Given records:
*** Begin section ***

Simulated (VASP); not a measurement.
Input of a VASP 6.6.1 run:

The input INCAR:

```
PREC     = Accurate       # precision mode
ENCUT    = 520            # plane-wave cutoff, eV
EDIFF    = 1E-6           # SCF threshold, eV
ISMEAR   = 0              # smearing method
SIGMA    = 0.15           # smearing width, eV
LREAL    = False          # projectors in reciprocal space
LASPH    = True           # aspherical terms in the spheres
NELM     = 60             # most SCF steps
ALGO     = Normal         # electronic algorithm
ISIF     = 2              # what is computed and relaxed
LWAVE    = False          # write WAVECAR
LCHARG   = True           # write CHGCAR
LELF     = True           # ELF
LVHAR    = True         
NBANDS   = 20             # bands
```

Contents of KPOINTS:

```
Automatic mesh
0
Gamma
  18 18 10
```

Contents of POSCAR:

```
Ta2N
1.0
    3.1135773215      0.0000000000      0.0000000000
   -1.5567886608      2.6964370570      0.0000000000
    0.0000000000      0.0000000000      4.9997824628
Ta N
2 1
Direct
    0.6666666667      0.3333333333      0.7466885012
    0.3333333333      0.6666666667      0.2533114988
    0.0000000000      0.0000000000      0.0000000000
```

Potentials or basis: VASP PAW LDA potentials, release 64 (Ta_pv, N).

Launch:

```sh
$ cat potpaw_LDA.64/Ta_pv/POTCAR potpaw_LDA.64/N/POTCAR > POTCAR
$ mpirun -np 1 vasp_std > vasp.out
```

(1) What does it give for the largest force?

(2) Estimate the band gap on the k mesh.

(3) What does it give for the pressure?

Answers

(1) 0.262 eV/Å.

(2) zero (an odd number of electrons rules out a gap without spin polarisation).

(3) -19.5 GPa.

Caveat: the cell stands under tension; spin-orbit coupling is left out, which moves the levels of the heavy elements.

*** End section ***

Proceeding from the line containing "(2) zero (an" through the line containing "(3) -19.5 GPa.", transcribe the lines above exactly, both end lines included.

Exercise solution:
(2) zero (an odd number of electrons rules out a gap without spin polarisation).

(3) -19.5 GPa.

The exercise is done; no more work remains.